GIVEN DATA:
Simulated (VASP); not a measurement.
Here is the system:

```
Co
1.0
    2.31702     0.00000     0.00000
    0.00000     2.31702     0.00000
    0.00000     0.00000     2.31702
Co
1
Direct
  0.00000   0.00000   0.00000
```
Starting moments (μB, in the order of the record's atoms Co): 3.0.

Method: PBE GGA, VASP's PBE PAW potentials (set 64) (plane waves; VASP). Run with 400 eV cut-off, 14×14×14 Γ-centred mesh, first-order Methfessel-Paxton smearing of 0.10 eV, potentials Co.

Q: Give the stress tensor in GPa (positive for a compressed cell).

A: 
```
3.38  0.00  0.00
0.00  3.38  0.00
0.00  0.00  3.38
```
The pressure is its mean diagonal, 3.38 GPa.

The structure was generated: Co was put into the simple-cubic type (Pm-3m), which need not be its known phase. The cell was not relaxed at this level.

ASSIGNMENT: Nothing but the exact lines from the start of the material through the line holding "The pressure is its mean diagonal, 3.38 GPa.", both included, belongs in the answer.

ANSWER SECTION:
Simulated (VASP); not a measurement.
Here is the system:

```
Co
1.0
    2.31702     0.00000     0.00000
    0.00000     2.31702     0.00000
    0.00000     0.00000     2.31702
Co
1
Direct
  0.00000   0.00000   0.00000
```
Starting moments (μB, in the order of the record's atoms Co): 3.0.

Method: PBE GGA, VASP's PBE PAW potentials (set 64) (plane waves; VASP). Run with 400 eV cut-off, 14×14×14 Γ-centred mesh, first-order Methfessel-Paxton smearing of 0.10 eV, potentials Co.

Q: Give the stress tensor in GPa (positive for a compressed cell).

A: 
```
3.38  0.00  0.00
0.00  3.38  0.00
0.00  0.00  3.38
```
The pressure is its mean diagonal, 3.38 GPa.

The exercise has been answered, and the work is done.